--- DATASET ENTRIES Enclosed Below ---
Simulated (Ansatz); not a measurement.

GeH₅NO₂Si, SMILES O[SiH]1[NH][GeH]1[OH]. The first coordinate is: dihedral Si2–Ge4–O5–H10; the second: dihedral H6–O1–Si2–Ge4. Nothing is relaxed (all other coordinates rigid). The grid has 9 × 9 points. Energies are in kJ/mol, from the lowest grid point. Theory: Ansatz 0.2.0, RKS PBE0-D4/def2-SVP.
--- End of Enclosed DATASET ENTRIES ---

▸ WORK REQUEST
Return every line of the material above exactly.

▸ TASK ANSWER
Simulated (Ansatz); not a measurement.

GeH₅NO₂Si, SMILES O[SiH]1[NH][GeH]1[OH]. The first coordinate is: dihedral Si2–Ge4–O5–H10; the second: dihedral H6–O1–Si2–Ge4. Nothing is relaxed (all other coordinates rigid). The grid has 9 × 9 points. Energies are in kJ/mol, from the lowest grid point. Theory: Ansatz 0.2.0, RKS PBE0-D4/def2-SVP.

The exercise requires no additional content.